■ **RECORD EXCERPTS**:
============================================================

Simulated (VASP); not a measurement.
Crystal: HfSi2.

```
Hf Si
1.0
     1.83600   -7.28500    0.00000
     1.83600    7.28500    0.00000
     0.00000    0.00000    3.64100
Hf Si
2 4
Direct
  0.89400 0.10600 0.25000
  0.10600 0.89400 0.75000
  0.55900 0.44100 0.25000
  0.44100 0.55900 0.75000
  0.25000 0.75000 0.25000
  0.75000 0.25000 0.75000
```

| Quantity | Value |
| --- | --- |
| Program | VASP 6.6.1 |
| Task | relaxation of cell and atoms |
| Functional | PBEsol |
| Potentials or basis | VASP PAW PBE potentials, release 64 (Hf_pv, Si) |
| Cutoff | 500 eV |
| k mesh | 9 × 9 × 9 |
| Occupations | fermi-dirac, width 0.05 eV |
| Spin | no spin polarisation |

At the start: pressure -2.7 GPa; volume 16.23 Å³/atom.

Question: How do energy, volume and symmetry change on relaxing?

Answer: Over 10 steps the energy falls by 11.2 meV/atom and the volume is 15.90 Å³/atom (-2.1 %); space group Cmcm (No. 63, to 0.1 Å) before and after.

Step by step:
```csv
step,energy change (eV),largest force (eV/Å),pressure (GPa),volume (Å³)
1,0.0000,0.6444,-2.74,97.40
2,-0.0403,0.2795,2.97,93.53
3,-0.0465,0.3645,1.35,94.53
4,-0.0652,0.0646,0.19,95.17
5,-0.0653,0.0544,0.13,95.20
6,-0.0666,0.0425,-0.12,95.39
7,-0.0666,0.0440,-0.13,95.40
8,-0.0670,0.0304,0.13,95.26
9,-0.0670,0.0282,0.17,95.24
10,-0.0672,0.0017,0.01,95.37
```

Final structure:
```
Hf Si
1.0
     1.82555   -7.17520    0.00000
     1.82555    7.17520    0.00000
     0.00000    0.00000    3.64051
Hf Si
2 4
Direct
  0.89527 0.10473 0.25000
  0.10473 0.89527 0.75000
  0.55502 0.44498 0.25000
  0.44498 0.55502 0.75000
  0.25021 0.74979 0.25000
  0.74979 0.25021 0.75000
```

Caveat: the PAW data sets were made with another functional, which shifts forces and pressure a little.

============================================================

■ **ASSIGNED TASK**:
When you answer, output each line of the data exactly as given, from its first line up to and including the one with "Functional | PBEsol |".

■ **TASK RESULT**:
Simulated (VASP); not a measurement.
Crystal: HfSi2.

```
Hf Si
1.0
     1.83600   -7.28500    0.00000
     1.83600    7.28500    0.00000
     0.00000    0.00000    3.64100
Hf Si
2 4
Direct
  0.89400 0.10600 0.25000
  0.10600 0.89400 0.75000
  0.55900 0.44100 0.25000
  0.44100 0.55900 0.75000
  0.25000 0.75000 0.25000
  0.75000 0.25000 0.75000
```

| Quantity | Value |
| --- | --- |
| Program | VASP 6.6.1 |
| Task | relaxation of cell and atoms |
| Functional | PBEsol |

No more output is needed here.